:::::

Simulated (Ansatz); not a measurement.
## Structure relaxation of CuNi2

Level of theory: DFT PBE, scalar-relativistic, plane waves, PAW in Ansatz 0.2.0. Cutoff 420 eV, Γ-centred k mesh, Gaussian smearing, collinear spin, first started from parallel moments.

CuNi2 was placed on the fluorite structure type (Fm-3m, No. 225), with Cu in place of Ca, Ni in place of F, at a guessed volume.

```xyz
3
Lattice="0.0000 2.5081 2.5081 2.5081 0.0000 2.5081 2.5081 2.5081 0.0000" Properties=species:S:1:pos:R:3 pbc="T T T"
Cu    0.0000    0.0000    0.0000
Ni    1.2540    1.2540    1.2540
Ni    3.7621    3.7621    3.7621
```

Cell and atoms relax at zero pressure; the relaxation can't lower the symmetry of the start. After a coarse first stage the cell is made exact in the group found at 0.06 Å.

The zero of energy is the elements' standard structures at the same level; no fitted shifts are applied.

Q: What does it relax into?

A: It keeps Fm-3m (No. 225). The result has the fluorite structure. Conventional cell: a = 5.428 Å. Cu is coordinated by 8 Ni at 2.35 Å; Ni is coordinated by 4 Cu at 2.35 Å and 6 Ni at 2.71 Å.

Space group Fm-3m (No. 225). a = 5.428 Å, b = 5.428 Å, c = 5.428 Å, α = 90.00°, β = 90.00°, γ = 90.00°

:::::

= WORK REQUEST =
Nothing in the records may be left out; transcribe all of them exactly.

= WRITTEN RESPONSE =
Simulated (Ansatz); not a measurement.
## Structure relaxation of CuNi2

Level of theory: DFT PBE, scalar-relativistic, plane waves, PAW in Ansatz 0.2.0. Cutoff 420 eV, Γ-centred k mesh, Gaussian smearing, collinear spin, first started from parallel moments.

CuNi2 was placed on the fluorite structure type (Fm-3m, No. 225), with Cu in place of Ca, Ni in place of F, at a guessed volume.

```xyz
3
Lattice="0.0000 2.5081 2.5081 2.5081 0.0000 2.5081 2.5081 2.5081 0.0000" Properties=species:S:1:pos:R:3 pbc="T T T"
Cu    0.0000    0.0000    0.0000
Ni    1.2540    1.2540    1.2540
Ni    3.7621    3.7621    3.7621
```

Cell and atoms relax at zero pressure; the relaxation can't lower the symmetry of the start. After a coarse first stage the cell is made exact in the group found at 0.06 Å.

The zero of energy is the elements' standard structures at the same level; no fitted shifts are applied.

Q: What does it relax into?

A: It keeps Fm-3m (No. 225). The result has the fluorite structure. Conventional cell: a = 5.428 Å. Cu is coordinated by 8 Ni at 2.35 Å; Ni is coordinated by 4 Cu at 2.35 Å and 6 Ni at 2.71 Å.

Space group Fm-3m (No. 225). a = 5.428 Å, b = 5.428 Å, c = 5.428 Å, α = 90.00°, β = 90.00°, γ = 90.00°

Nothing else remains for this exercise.